RECORDS PROVIDED
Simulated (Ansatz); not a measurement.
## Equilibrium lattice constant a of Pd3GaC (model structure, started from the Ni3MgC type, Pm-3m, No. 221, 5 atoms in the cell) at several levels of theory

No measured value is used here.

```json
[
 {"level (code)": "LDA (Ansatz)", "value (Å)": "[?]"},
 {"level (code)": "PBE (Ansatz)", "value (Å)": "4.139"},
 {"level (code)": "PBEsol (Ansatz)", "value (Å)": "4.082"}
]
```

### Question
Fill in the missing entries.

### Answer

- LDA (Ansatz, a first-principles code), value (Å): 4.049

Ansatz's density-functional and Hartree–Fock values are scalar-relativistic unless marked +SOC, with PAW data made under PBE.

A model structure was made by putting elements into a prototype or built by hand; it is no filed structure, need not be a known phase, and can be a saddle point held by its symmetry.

ACTIVITY
In the entries above, restate word for word the lines between the one holding "Fill in the missing entries." and the one holding "Ansatz's density-functional and", inclusive, and nothing besides.

TASK ANSWER
Fill in the missing entries.

### Answer

- LDA (Ansatz, a first-principles code), value (Å): 4.049

Ansatz's density-functional and Hartree–Fock values are scalar-relativistic unless marked +SOC, with PAW data made under PBE.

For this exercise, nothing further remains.